*** RECORDS SHOWN ***

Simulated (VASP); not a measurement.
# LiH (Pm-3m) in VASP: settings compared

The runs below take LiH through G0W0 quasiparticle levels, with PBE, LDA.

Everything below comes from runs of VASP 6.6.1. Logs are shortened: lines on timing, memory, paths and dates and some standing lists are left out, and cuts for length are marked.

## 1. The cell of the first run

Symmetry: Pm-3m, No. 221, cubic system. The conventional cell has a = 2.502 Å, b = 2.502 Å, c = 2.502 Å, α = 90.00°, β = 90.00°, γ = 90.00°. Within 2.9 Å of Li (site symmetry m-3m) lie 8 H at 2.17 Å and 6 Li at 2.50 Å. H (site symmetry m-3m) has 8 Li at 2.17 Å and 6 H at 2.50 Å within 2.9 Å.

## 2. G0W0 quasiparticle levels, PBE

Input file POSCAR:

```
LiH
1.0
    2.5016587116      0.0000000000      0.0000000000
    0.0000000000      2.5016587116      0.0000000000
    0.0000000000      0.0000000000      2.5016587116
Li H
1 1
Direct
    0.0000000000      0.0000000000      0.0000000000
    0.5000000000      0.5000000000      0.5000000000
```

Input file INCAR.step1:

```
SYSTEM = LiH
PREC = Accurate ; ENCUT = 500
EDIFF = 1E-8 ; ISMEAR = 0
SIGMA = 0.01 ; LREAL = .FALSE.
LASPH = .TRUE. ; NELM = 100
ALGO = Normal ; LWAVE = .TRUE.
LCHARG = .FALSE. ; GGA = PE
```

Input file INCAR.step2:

*** End of RECORDS SHOWN ***

(BRIEF):
Would you restate exactly the lines of the material above, from its opening line through the line with "The runs below", and output only those?

(WRITTEN SOLUTION):
Simulated (VASP); not a measurement.
# LiH (Pm-3m) in VASP: settings compared

The runs below take LiH through G0W0 quasiparticle levels, with PBE, LDA.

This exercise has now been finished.